» **Work request**
Print out the entire listing verbatim.

» **Excerpted data**
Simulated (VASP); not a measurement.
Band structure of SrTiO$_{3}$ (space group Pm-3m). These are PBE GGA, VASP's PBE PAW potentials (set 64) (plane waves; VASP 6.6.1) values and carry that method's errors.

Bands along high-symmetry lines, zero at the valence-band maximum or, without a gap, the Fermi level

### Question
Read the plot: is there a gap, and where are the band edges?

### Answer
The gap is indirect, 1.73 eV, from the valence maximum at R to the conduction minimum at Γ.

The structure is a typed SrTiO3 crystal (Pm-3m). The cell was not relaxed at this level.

» **Answer section**
Simulated (VASP); not a measurement.
Band structure of SrTiO$_{3}$ (space group Pm-3m). These are PBE GGA, VASP's PBE PAW potentials (set 64) (plane waves; VASP 6.6.1) values and carry that method's errors.

Bands along high-symmetry lines, zero at the valence-band maximum or, without a gap, the Fermi level

### Question
Read the plot: is there a gap, and where are the band edges?

### Answer
The gap is indirect, 1.73 eV, from the valence maximum at R to the conduction minimum at Γ.

The structure is a typed SrTiO3 crystal (Pm-3m). The cell was not relaxed at this level.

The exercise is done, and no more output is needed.